Requirement
The records below are to be reproduced word for word.

[[ Records shown open ]]

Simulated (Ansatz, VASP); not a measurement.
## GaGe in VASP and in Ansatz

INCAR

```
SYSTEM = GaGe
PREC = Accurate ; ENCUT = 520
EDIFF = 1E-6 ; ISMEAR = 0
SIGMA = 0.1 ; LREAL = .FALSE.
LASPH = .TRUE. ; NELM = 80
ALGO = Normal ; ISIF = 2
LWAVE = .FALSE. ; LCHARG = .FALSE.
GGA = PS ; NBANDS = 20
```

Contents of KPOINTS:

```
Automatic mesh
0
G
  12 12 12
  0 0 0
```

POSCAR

[[ Records shown closed ]]

Worked solution
Simulated (Ansatz, VASP); not a measurement.
## GaGe in VASP and in Ansatz

INCAR

```
SYSTEM = GaGe
PREC = Accurate ; ENCUT = 520
EDIFF = 1E-6 ; ISMEAR = 0
SIGMA = 0.1 ; LREAL = .FALSE.
LASPH = .TRUE. ; NELM = 80
ALGO = Normal ; ISIF = 2
LWAVE = .FALSE. ; LCHARG = .FALSE.
GGA = PS ; NBANDS = 20
```

Contents of KPOINTS:

```
Automatic mesh
0
G
  12 12 12
  0 0 0
```

POSCAR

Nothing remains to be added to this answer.